* **EXTRACTED RECORDS**:
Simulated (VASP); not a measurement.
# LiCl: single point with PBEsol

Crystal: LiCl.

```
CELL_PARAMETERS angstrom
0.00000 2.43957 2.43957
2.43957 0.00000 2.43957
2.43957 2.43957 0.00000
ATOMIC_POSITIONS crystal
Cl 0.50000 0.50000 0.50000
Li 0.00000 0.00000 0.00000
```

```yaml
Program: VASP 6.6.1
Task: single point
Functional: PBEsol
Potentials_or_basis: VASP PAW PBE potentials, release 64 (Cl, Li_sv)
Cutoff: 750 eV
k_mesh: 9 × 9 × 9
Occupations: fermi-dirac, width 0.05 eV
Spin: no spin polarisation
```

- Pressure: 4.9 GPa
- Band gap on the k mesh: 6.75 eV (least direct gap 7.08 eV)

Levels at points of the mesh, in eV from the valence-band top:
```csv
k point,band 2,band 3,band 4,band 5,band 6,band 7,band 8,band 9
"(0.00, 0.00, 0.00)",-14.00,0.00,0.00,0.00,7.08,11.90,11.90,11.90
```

* **WORK INSTRUCTION**:
Starting at the line above that contains "Crystal: LiCl.", repeat each line exactly up to and including the line that contains "- Band gap on", and stop there.

* **SOLUTION**:
Crystal: LiCl.

```
CELL_PARAMETERS angstrom
0.00000 2.43957 2.43957
2.43957 0.00000 2.43957
2.43957 2.43957 0.00000
ATOMIC_POSITIONS crystal
Cl 0.50000 0.50000 0.50000
Li 0.00000 0.00000 0.00000
```

```yaml
Program: VASP 6.6.1
Task: single point
Functional: PBEsol
Potentials_or_basis: VASP PAW PBE potentials, release 64 (Cl, Li_sv)
Cutoff: 750 eV
k_mesh: 9 × 9 × 9
Occupations: fermi-dirac, width 0.05 eV
Spin: no spin polarisation
```

- Pressure: 4.9 GPa
- Band gap on the k mesh: 6.75 eV (least direct gap 7.08 eV)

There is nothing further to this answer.